☆ ☆ ☆ ☆ ☆

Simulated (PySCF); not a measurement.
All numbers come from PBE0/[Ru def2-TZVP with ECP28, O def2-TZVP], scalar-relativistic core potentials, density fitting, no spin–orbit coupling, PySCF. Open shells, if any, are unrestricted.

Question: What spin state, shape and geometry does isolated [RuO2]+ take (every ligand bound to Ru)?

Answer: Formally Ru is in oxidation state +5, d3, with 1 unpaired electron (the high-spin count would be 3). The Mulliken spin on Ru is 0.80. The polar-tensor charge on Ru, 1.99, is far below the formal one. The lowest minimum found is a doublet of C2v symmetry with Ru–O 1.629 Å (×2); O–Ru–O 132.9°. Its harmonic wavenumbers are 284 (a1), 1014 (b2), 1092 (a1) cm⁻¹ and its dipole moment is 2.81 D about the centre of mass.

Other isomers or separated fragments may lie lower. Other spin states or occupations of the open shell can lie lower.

☆ ☆ ☆ ☆ ☆

- **WORK ORDER**:
Reproduce exactly the first line of the listing and every line after it, through the one containing "Answer: Formally Ru". Nothing else belongs in the output.

- **YOUR RESPONSE**:
Simulated (PySCF); not a measurement.
All numbers come from PBE0/[Ru def2-TZVP with ECP28, O def2-TZVP], scalar-relativistic core potentials, density fitting, no spin–orbit coupling, PySCF. Open shells, if any, are unrestricted.

Question: What spin state, shape and geometry does isolated [RuO2]+ take (every ligand bound to Ru)?

Answer: Formally Ru is in oxidation state +5, d3, with 1 unpaired electron (the high-spin count would be 3). The Mulliken spin on Ru is 0.80. The polar-tensor charge on Ru, 1.99, is far below the formal one. The lowest minimum found is a doublet of C2v symmetry with Ru–O 1.629 Å (×2); O–Ru–O 132.9°. Its harmonic wavenumbers are 284 (a1), 1014 (b2), 1092 (a1) cm⁻¹ and its dipole moment is 2.81 D about the centre of mass.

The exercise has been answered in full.